## DATA EXCERPTS
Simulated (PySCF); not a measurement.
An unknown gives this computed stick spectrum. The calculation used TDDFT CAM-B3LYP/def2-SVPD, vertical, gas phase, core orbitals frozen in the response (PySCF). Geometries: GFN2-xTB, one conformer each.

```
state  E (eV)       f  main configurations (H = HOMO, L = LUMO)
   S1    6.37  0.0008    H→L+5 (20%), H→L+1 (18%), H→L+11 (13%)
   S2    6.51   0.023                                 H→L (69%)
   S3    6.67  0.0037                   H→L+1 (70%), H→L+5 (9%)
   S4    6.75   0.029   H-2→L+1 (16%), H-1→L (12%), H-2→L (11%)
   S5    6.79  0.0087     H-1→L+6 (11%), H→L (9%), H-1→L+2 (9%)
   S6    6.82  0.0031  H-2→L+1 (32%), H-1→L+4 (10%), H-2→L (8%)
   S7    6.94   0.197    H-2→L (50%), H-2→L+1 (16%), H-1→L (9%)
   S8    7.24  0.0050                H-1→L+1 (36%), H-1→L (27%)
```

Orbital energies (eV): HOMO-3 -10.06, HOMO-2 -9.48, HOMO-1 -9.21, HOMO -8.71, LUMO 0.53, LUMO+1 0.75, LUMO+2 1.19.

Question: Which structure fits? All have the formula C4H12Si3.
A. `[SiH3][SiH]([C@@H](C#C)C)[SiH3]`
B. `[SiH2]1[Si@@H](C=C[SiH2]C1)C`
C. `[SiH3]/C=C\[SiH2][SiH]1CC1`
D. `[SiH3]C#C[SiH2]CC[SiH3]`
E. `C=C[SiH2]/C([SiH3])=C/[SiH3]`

## WORK ITEM
Print, please, the lines from the first line of the material through the line that contains "Question: Which structure", exactly as written and with nothing added.

## RESULT
Simulated (PySCF); not a measurement.
An unknown gives this computed stick spectrum. The calculation used TDDFT CAM-B3LYP/def2-SVPD, vertical, gas phase, core orbitals frozen in the response (PySCF). Geometries: GFN2-xTB, one conformer each.

```
state  E (eV)       f  main configurations (H = HOMO, L = LUMO)
   S1    6.37  0.0008    H→L+5 (20%), H→L+1 (18%), H→L+11 (13%)
   S2    6.51   0.023                                 H→L (69%)
   S3    6.67  0.0037                   H→L+1 (70%), H→L+5 (9%)
   S4    6.75   0.029   H-2→L+1 (16%), H-1→L (12%), H-2→L (11%)
   S5    6.79  0.0087     H-1→L+6 (11%), H→L (9%), H-1→L+2 (9%)
   S6    6.82  0.0031  H-2→L+1 (32%), H-1→L+4 (10%), H-2→L (8%)
   S7    6.94   0.197    H-2→L (50%), H-2→L+1 (16%), H-1→L (9%)
   S8    7.24  0.0050                H-1→L+1 (36%), H-1→L (27%)
```

Orbital energies (eV): HOMO-3 -10.06, HOMO-2 -9.48, HOMO-1 -9.21, HOMO -8.71, LUMO 0.53, LUMO+1 0.75, LUMO+2 1.19.

Question: Which structure fits? All have the formula C4H12Si3.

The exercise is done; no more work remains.